_Work order_
Would you restate word for word the lines of the listing, beginning at the first and ending with the line that holds "by 0.47 eV)"?

*** Data section ***

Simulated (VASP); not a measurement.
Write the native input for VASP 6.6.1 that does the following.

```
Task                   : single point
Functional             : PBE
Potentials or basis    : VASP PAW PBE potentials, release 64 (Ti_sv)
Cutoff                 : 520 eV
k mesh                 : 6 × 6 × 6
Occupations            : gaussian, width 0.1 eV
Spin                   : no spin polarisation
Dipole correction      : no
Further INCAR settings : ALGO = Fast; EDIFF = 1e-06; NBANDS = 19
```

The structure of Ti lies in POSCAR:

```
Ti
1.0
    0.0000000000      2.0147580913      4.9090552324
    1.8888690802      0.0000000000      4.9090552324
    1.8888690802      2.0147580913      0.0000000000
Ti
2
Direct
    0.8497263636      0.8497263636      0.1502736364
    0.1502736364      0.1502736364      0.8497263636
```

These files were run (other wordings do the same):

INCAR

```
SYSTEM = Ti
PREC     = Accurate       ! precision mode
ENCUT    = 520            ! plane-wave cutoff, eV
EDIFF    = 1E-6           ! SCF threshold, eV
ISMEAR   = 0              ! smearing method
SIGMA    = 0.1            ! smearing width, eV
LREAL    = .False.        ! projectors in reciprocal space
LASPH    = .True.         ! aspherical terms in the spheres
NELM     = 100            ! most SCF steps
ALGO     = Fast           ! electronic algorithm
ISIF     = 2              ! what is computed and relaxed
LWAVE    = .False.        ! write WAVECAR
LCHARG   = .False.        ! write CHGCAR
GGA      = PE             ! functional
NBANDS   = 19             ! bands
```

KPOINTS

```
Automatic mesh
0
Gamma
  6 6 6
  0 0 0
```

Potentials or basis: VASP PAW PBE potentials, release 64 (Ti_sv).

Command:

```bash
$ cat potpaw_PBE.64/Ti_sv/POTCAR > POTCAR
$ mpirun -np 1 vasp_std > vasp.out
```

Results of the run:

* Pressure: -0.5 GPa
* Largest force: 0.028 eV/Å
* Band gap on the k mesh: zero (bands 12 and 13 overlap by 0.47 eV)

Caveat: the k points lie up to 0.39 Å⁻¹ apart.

***

_Expected answer_
Simulated (VASP); not a measurement.
Write the native input for VASP 6.6.1 that does the following.

```
Task                   : single point
Functional             : PBE
Potentials or basis    : VASP PAW PBE potentials, release 64 (Ti_sv)
Cutoff                 : 520 eV
k mesh                 : 6 × 6 × 6
Occupations            : gaussian, width 0.1 eV
Spin                   : no spin polarisation
Dipole correction      : no
Further INCAR settings : ALGO = Fast; EDIFF = 1e-06; NBANDS = 19
```

The structure of Ti lies in POSCAR:

```
Ti
1.0
    0.0000000000      2.0147580913      4.9090552324
    1.8888690802      0.0000000000      4.9090552324
    1.8888690802      2.0147580913      0.0000000000
Ti
2
Direct
    0.8497263636      0.8497263636      0.1502736364
    0.1502736364      0.1502736364      0.8497263636
```

These files were run (other wordings do the same):

INCAR

```
SYSTEM = Ti
PREC     = Accurate       ! precision mode
ENCUT    = 520            ! plane-wave cutoff, eV
EDIFF    = 1E-6           ! SCF threshold, eV
ISMEAR   = 0              ! smearing method
SIGMA    = 0.1            ! smearing width, eV
LREAL    = .False.        ! projectors in reciprocal space
LASPH    = .True.         ! aspherical terms in the spheres
NELM     = 100            ! most SCF steps
ALGO     = Fast           ! electronic algorithm
ISIF     = 2              ! what is computed and relaxed
LWAVE    = .False.        ! write WAVECAR
LCHARG   = .False.        ! write CHGCAR
GGA      = PE             ! functional
NBANDS   = 19             ! bands
```

KPOINTS

```
Automatic mesh
0
Gamma
  6 6 6
  0 0 0
```

Potentials or basis: VASP PAW PBE potentials, release 64 (Ti_sv).

Command:

```bash
$ cat potpaw_PBE.64/Ti_sv/POTCAR > POTCAR
$ mpirun -np 1 vasp_std > vasp.out
```

Results of the run:

* Pressure: -0.5 GPa
* Largest force: 0.028 eV/Å
* Band gap on the k mesh: zero (bands 12 and 13 overlap by 0.47 eV)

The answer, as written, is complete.